———

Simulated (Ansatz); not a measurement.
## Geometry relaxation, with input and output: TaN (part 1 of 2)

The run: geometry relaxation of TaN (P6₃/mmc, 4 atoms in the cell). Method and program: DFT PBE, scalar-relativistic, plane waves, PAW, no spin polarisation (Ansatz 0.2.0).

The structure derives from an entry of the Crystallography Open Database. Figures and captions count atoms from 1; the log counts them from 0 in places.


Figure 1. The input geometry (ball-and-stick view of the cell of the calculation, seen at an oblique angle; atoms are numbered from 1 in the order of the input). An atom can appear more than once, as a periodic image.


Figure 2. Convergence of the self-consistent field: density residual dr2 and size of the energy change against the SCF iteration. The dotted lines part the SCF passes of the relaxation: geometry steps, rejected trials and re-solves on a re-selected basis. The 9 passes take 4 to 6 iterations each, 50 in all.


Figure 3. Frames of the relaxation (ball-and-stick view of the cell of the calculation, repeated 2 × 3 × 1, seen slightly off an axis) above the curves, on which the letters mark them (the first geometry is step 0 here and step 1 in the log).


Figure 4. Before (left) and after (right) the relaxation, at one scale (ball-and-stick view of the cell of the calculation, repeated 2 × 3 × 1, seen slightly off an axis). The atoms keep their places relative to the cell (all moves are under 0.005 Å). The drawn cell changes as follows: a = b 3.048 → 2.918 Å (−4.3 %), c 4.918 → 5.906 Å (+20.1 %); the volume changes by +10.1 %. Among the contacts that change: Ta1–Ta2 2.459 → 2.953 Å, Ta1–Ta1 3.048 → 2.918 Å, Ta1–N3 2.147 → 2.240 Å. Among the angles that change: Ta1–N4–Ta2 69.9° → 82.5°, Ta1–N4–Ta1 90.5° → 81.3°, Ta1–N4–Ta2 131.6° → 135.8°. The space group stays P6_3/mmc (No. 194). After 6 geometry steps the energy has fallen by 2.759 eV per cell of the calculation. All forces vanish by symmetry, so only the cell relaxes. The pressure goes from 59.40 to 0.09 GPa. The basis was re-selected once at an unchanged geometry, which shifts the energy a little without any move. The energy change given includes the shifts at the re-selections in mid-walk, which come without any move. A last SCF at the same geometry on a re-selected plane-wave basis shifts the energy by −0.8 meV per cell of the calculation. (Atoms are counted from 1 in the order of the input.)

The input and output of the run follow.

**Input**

———

:: Exercise ::
Copy the lines above exactly, beginning at the line that has "The run: geometry" and stopping after the line that has "Figure 1. The", and omit the rest.

:: Exercise result ::
The run: geometry relaxation of TaN (P6₃/mmc, 4 atoms in the cell). Method and program: DFT PBE, scalar-relativistic, plane waves, PAW, no spin polarisation (Ansatz 0.2.0).

The structure derives from an entry of the Crystallography Open Database. Figures and captions count atoms from 1; the log counts them from 0 in places.


Figure 1. The input geometry (ball-and-stick view of the cell of the calculation, seen at an oblique angle; atoms are numbered from 1 in the order of the input). An atom can appear more than once, as a periodic image.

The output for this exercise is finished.